__________
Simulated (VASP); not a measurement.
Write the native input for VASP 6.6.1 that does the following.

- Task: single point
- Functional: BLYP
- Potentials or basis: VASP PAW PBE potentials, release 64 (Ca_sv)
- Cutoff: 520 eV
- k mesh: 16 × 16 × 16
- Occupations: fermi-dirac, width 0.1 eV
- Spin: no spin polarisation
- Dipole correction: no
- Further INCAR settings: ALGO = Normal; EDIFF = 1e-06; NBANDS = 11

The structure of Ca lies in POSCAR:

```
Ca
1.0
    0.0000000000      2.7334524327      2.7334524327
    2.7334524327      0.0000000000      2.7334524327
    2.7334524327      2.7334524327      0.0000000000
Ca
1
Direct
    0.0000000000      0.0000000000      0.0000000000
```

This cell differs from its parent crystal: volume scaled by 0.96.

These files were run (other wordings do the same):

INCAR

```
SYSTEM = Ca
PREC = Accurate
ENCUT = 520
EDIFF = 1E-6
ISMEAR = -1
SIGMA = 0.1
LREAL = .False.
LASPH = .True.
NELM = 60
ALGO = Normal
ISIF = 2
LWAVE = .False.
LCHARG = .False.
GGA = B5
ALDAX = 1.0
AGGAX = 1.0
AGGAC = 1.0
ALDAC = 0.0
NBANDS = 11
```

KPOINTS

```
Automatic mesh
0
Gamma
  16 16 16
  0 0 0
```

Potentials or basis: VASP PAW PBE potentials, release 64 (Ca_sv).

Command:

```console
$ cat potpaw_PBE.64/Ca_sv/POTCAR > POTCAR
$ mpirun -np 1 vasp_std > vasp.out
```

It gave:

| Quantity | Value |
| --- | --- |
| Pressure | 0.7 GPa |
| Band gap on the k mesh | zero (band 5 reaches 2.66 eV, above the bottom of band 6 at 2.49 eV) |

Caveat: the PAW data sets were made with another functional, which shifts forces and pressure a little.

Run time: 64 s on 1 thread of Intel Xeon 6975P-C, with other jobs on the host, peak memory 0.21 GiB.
__________

## Work order:
Please return exactly the lines from the opening line of the data above through the line with "- Further INCAR", both included and nothing else.

## Answer box:
Simulated (VASP); not a measurement.
Write the native input for VASP 6.6.1 that does the following.

- Task: single point
- Functional: BLYP
- Potentials or basis: VASP PAW PBE potentials, release 64 (Ca_sv)
- Cutoff: 520 eV
- k mesh: 16 × 16 × 16
- Occupations: fermi-dirac, width 0.1 eV
- Spin: no spin polarisation
- Dipole correction: no
- Further INCAR settings: ALGO = Normal; EDIFF = 1e-06; NBANDS = 11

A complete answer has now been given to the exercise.